Work task >> Exactly as written, output each record given below.

Data for analysis >>
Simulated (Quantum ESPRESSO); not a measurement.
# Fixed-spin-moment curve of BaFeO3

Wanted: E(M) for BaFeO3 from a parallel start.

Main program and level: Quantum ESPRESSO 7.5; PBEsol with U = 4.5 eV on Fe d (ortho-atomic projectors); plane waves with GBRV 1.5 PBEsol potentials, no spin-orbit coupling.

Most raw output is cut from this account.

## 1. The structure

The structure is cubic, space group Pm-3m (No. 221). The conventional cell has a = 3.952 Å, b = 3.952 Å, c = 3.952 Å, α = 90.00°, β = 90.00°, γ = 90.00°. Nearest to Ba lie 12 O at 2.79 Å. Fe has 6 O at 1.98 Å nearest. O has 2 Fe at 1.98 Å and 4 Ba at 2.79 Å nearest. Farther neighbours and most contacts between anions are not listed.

Exercise output >>
Simulated (Quantum ESPRESSO); not a measurement.
# Fixed-spin-moment curve of BaFeO3

Wanted: E(M) for BaFeO3 from a parallel start.

Main program and level: Quantum ESPRESSO 7.5; PBEsol with U = 4.5 eV on Fe d (ortho-atomic projectors); plane waves with GBRV 1.5 PBEsol potentials, no spin-orbit coupling.

Most raw output is cut from this account.

## 1. The structure

The structure is cubic, space group Pm-3m (No. 221). The conventional cell has a = 3.952 Å, b = 3.952 Å, c = 3.952 Å, α = 90.00°, β = 90.00°, γ = 90.00°. Nearest to Ba lie 12 O at 2.79 Å. Fe has 6 O at 1.98 Å nearest. O has 2 Fe at 1.98 Å and 4 Ba at 2.79 Å nearest. Farther neighbours and most contacts between anions are not listed.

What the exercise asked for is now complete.